_SUPPLIED ENTRIES_:
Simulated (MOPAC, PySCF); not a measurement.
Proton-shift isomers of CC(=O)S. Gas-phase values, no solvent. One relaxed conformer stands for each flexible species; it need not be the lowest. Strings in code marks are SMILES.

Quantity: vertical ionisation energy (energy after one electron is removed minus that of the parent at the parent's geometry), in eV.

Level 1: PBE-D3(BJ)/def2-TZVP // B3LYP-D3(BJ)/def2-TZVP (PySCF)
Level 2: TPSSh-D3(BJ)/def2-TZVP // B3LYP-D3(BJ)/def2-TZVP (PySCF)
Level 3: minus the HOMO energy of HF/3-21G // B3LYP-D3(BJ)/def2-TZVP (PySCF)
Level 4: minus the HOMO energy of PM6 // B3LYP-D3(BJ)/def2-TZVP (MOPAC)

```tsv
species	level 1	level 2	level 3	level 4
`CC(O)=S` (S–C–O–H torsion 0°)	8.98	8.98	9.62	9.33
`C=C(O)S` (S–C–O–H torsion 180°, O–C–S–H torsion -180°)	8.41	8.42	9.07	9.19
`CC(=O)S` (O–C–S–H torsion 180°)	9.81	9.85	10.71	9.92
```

_WORK REQUEST_:
The entries above hold a line with "Quantity: vertical ionisation" and a later line with "Level 2: TPSSh-D3(BJ)/def2-TZVP". Write out exactly those lines and all lines between, nothing more.

_TASK RESPONSE_:
Quantity: vertical ionisation energy (energy after one electron is removed minus that of the parent at the parent's geometry), in eV.

Level 1: PBE-D3(BJ)/def2-TZVP // B3LYP-D3(BJ)/def2-TZVP (PySCF)
Level 2: TPSSh-D3(BJ)/def2-TZVP // B3LYP-D3(BJ)/def2-TZVP (PySCF)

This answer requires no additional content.